* Record excerpts:
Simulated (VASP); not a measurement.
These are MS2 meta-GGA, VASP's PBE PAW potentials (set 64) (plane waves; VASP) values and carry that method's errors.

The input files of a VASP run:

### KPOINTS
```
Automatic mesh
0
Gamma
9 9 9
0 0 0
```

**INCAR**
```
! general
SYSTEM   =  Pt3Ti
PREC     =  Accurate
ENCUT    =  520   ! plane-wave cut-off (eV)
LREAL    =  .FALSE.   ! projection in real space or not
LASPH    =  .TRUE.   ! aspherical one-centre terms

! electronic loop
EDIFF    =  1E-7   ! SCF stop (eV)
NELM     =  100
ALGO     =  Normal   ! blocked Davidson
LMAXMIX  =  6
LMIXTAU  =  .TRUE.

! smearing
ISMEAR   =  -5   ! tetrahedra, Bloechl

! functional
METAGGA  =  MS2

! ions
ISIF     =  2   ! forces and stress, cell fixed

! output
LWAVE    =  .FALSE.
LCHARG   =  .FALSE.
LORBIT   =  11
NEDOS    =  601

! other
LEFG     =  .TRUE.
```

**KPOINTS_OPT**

* Task item: The output should restate the data exactly, with no line missing.

* Exercise response:
Simulated (VASP); not a measurement.
These are MS2 meta-GGA, VASP's PBE PAW potentials (set 64) (plane waves; VASP) values and carry that method's errors.

The input files of a VASP run:

### KPOINTS
```
Automatic mesh
0
Gamma
9 9 9
0 0 0
```

**INCAR**
```
! general
SYSTEM   =  Pt3Ti
PREC     =  Accurate
ENCUT    =  520   ! plane-wave cut-off (eV)
LREAL    =  .FALSE.   ! projection in real space or not
LASPH    =  .TRUE.   ! aspherical one-centre terms

! electronic loop
EDIFF    =  1E-7   ! SCF stop (eV)
NELM     =  100
ALGO     =  Normal   ! blocked Davidson
LMAXMIX  =  6
LMIXTAU  =  .TRUE.

! smearing
ISMEAR   =  -5   ! tetrahedra, Bloechl

! functional
METAGGA  =  MS2

! ions
ISIF     =  2   ! forces and stress, cell fixed

! output
LWAVE    =  .FALSE.
LCHARG   =  .FALSE.
LORBIT   =  11
NEDOS    =  601

! other
LEFG     =  .TRUE.
```

**KPOINTS_OPT**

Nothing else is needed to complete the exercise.